▶ _DATA EXCERPTS_
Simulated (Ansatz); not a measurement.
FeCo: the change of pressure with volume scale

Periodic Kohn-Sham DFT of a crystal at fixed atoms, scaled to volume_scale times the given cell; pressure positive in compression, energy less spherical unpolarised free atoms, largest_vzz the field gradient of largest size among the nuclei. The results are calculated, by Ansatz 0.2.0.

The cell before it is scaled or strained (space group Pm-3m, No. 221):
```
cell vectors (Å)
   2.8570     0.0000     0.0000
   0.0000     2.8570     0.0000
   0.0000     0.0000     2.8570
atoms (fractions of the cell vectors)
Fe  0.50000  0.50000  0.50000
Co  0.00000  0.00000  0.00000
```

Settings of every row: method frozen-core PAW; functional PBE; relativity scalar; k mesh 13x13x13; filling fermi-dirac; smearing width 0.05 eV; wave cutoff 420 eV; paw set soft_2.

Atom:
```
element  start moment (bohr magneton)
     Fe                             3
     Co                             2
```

▶ _REQUIRED ACTION_
Could you write out all the records exactly, please?

▶ _YOUR RESPONSE_
Simulated (Ansatz); not a measurement.
FeCo: the change of pressure with volume scale

Periodic Kohn-Sham DFT of a crystal at fixed atoms, scaled to volume_scale times the given cell; pressure positive in compression, energy less spherical unpolarised free atoms, largest_vzz the field gradient of largest size among the nuclei. The results are calculated, by Ansatz 0.2.0.

The cell before it is scaled or strained (space group Pm-3m, No. 221):
```
cell vectors (Å)
   2.8570     0.0000     0.0000
   0.0000     2.8570     0.0000
   0.0000     0.0000     2.8570
atoms (fractions of the cell vectors)
Fe  0.50000  0.50000  0.50000
Co  0.00000  0.00000  0.00000
```

Settings of every row: method frozen-core PAW; functional PBE; relativity scalar; k mesh 13x13x13; filling fermi-dirac; smearing width 0.05 eV; wave cutoff 420 eV; paw set soft_2.

Atom:
```
element  start moment (bohr magneton)
     Fe                             3
     Co                             2
```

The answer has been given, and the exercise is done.